### Work instruction
The line containing "(3) 16.8 GPa." marks the end: restate word for word every line from the first line of the entries below through that one.

Start of Record excerpts

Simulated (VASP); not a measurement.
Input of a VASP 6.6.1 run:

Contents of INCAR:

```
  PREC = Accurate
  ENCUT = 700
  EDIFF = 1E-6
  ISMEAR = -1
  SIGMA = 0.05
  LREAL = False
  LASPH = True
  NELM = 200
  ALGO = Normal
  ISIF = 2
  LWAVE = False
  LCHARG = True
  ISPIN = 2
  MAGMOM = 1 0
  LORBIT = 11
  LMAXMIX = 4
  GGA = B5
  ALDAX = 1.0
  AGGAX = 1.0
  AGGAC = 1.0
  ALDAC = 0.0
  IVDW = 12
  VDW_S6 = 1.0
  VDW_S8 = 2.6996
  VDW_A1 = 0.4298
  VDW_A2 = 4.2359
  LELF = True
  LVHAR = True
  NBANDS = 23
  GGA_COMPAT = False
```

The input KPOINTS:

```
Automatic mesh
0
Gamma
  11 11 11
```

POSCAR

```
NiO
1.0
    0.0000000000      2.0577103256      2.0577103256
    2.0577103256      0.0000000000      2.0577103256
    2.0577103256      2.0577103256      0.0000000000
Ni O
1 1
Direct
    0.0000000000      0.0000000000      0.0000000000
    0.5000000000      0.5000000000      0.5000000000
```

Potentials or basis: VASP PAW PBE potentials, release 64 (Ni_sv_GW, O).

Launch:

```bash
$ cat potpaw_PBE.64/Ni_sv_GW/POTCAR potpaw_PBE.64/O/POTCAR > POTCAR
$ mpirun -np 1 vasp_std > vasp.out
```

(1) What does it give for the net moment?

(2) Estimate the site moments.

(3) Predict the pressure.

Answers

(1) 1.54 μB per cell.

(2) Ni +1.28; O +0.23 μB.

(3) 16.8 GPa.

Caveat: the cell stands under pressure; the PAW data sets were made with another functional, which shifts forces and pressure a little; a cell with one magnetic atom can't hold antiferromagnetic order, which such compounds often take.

End of Record excerpts

### Written reply
Simulated (VASP); not a measurement.
Input of a VASP 6.6.1 run:

Contents of INCAR:

```
  PREC = Accurate
  ENCUT = 700
  EDIFF = 1E-6
  ISMEAR = -1
  SIGMA = 0.05
  LREAL = False
  LASPH = True
  NELM = 200
  ALGO = Normal
  ISIF = 2
  LWAVE = False
  LCHARG = True
  ISPIN = 2
  MAGMOM = 1 0
  LORBIT = 11
  LMAXMIX = 4
  GGA = B5
  ALDAX = 1.0
  AGGAX = 1.0
  AGGAC = 1.0
  ALDAC = 0.0
  IVDW = 12
  VDW_S6 = 1.0
  VDW_S8 = 2.6996
  VDW_A1 = 0.4298
  VDW_A2 = 4.2359
  LELF = True
  LVHAR = True
  NBANDS = 23
  GGA_COMPAT = False
```

The input KPOINTS:

```
Automatic mesh
0
Gamma
  11 11 11
```

POSCAR

```
NiO
1.0
    0.0000000000      2.0577103256      2.0577103256
    2.0577103256      0.0000000000      2.0577103256
    2.0577103256      2.0577103256      0.0000000000
Ni O
1 1
Direct
    0.0000000000      0.0000000000      0.0000000000
    0.5000000000      0.5000000000      0.5000000000
```

Potentials or basis: VASP PAW PBE potentials, release 64 (Ni_sv_GW, O).

Launch:

```bash
$ cat potpaw_PBE.64/Ni_sv_GW/POTCAR potpaw_PBE.64/O/POTCAR > POTCAR
$ mpirun -np 1 vasp_std > vasp.out
```

(1) What does it give for the net moment?

(2) Estimate the site moments.

(3) Predict the pressure.

Answers

(1) 1.54 μB per cell.

(2) Ni +1.28; O +0.23 μB.

(3) 16.8 GPa.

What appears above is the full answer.